→ **DATA PROVIDED**:

━━━

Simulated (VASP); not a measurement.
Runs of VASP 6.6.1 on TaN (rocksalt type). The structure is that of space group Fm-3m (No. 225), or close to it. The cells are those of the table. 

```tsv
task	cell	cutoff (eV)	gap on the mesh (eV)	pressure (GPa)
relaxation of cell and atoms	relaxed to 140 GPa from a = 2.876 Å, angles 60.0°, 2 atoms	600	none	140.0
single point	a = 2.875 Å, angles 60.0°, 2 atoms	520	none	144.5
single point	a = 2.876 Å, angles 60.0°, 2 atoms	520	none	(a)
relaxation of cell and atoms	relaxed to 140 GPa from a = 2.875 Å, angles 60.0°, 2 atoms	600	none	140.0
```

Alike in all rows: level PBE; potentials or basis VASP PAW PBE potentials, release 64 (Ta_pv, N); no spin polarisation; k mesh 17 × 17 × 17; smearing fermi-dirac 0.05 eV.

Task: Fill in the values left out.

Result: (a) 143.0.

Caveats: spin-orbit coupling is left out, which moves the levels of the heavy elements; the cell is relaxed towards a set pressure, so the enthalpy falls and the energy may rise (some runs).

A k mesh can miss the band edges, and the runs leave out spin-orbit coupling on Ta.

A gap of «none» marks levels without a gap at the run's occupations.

━━━

→ **REQUIRED ACTION**:
Take the lines from the top of the data through the one that contains "A k mesh can" and copy them exactly, leaving out every line after it.

→ **WORKED SOLUTION**:
Simulated (VASP); not a measurement.
Runs of VASP 6.6.1 on TaN (rocksalt type). The structure is that of space group Fm-3m (No. 225), or close to it. The cells are those of the table. 

```tsv
task	cell	cutoff (eV)	gap on the mesh (eV)	pressure (GPa)
relaxation of cell and atoms	relaxed to 140 GPa from a = 2.876 Å, angles 60.0°, 2 atoms	600	none	140.0
single point	a = 2.875 Å, angles 60.0°, 2 atoms	520	none	144.5
single point	a = 2.876 Å, angles 60.0°, 2 atoms	520	none	(a)
relaxation of cell and atoms	relaxed to 140 GPa from a = 2.875 Å, angles 60.0°, 2 atoms	600	none	140.0
```

Alike in all rows: level PBE; potentials or basis VASP PAW PBE potentials, release 64 (Ta_pv, N); no spin polarisation; k mesh 17 × 17 × 17; smearing fermi-dirac 0.05 eV.

Task: Fill in the values left out.

Result: (a) 143.0.

Caveats: spin-orbit coupling is left out, which moves the levels of the heavy elements; the cell is relaxed towards a set pressure, so the enthalpy falls and the energy may rise (some runs).

A k mesh can miss the band edges, and the runs leave out spin-orbit coupling on Ta.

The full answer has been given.